Start of GIVEN INFORMATION

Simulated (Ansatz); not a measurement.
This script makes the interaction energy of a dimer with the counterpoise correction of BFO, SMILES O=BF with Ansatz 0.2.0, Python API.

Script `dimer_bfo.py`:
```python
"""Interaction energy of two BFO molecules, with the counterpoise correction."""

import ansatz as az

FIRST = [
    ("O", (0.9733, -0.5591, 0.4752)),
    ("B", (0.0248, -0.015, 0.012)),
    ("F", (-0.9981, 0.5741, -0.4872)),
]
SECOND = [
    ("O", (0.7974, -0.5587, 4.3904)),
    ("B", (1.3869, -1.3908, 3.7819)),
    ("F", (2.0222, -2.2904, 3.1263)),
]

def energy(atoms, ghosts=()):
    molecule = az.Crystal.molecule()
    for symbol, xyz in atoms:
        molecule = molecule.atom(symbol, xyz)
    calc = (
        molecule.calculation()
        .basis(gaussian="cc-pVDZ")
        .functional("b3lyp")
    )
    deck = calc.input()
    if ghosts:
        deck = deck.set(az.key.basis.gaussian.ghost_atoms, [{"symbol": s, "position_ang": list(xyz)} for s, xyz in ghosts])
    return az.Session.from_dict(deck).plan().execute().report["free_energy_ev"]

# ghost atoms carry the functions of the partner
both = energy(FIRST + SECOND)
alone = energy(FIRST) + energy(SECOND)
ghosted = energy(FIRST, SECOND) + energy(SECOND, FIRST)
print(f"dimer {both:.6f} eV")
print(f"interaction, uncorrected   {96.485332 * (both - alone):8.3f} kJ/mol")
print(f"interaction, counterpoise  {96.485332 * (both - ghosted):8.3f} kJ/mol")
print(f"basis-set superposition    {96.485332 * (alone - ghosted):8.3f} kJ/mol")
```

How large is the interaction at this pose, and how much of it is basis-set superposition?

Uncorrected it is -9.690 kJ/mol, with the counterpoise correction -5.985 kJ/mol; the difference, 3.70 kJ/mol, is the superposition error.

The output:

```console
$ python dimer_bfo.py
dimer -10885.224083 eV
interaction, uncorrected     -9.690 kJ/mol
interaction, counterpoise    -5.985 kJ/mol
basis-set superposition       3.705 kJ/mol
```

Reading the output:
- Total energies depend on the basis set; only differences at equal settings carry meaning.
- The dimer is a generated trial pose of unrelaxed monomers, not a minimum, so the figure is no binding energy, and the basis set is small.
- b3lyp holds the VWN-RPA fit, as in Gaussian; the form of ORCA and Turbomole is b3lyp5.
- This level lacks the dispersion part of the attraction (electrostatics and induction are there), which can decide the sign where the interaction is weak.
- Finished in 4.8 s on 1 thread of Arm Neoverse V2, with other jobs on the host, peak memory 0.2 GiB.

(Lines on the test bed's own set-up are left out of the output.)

End of GIVEN INFORMATION

WORK ORDER:
The required output is the stretch of entries above from the line containing "- This level" through the line containing "- Finished in", reproduced exactly.

RESULT:
- This level lacks the dispersion part of the attraction (electrostatics and induction are there), which can decide the sign where the interaction is weak.
- Finished in 4.8 s on 1 thread of Arm Neoverse V2, with other jobs on the host, peak memory 0.2 GiB.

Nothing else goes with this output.